Work order: Word for word, print all of the entries below.

Data excerpts:
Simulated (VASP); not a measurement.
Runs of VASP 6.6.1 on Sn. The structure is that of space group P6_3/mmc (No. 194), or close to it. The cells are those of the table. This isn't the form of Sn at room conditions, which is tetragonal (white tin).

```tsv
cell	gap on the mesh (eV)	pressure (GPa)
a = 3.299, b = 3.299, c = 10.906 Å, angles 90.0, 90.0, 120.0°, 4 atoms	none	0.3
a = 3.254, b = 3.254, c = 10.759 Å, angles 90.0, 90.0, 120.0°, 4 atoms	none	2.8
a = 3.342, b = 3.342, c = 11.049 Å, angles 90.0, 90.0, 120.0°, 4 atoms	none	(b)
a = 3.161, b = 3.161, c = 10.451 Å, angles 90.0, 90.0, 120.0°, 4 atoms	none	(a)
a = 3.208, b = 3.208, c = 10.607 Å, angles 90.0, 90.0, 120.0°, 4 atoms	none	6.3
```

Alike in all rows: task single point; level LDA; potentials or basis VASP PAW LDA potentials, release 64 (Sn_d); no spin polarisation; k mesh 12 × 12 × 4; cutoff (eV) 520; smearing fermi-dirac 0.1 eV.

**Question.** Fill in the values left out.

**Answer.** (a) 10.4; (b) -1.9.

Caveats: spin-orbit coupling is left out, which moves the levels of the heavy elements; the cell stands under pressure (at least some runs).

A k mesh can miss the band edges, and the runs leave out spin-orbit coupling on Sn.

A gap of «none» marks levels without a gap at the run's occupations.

Your response:
Simulated (VASP); not a measurement.
Runs of VASP 6.6.1 on Sn. The structure is that of space group P6_3/mmc (No. 194), or close to it. The cells are those of the table. This isn't the form of Sn at room conditions, which is tetragonal (white tin).

```tsv
cell	gap on the mesh (eV)	pressure (GPa)
a = 3.299, b = 3.299, c = 10.906 Å, angles 90.0, 90.0, 120.0°, 4 atoms	none	0.3
a = 3.254, b = 3.254, c = 10.759 Å, angles 90.0, 90.0, 120.0°, 4 atoms	none	2.8
a = 3.342, b = 3.342, c = 11.049 Å, angles 90.0, 90.0, 120.0°, 4 atoms	none	(b)
a = 3.161, b = 3.161, c = 10.451 Å, angles 90.0, 90.0, 120.0°, 4 atoms	none	(a)
a = 3.208, b = 3.208, c = 10.607 Å, angles 90.0, 90.0, 120.0°, 4 atoms	none	6.3
```

Alike in all rows: task single point; level LDA; potentials or basis VASP PAW LDA potentials, release 64 (Sn_d); no spin polarisation; k mesh 12 × 12 × 4; cutoff (eV) 520; smearing fermi-dirac 0.1 eV.

**Question.** Fill in the values left out.

**Answer.** (a) 10.4; (b) -1.9.

Caveats: spin-orbit coupling is left out, which moves the levels of the heavy elements; the cell stands under pressure (at least some runs).

A k mesh can miss the band edges, and the runs leave out spin-orbit coupling on Sn.

A gap of «none» marks levels without a gap at the run's occupations.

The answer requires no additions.